▸ Record extracts:
=== Begin Enclosure ===

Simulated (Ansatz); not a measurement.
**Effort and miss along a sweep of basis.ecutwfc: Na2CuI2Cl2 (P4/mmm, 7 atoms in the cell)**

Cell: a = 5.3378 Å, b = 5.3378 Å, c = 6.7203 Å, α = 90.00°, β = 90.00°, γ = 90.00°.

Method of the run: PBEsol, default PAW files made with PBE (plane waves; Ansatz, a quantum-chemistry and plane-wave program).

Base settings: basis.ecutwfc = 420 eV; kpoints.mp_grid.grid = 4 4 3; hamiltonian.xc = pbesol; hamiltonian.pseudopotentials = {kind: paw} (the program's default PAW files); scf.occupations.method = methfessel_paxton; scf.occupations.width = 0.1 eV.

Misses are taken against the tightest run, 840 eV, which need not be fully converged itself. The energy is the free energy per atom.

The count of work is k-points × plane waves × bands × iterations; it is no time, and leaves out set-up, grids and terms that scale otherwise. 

=== End Enclosure ===

Set down the complete listing once more, exactly as it appears.

Simulated (Ansatz); not a measurement.
**Effort and miss along a sweep of basis.ecutwfc: Na2CuI2Cl2 (P4/mmm, 7 atoms in the cell)**

Cell: a = 5.3378 Å, b = 5.3378 Å, c = 6.7203 Å, α = 90.00°, β = 90.00°, γ = 90.00°.

Method of the run: PBEsol, default PAW files made with PBE (plane waves; Ansatz, a quantum-chemistry and plane-wave program).

Base settings: basis.ecutwfc = 420 eV; kpoints.mp_grid.grid = 4 4 3; hamiltonian.xc = pbesol; hamiltonian.pseudopotentials = {kind: paw} (the program's default PAW files); scf.occupations.method = methfessel_paxton; scf.occupations.width = 0.1 eV.

Misses are taken against the tightest run, 840 eV, which need not be fully converged itself. The energy is the free energy per atom.

The count of work is k-points × plane waves × bands × iterations; it is no time, and leaves out set-up, grids and terms that scale otherwise. 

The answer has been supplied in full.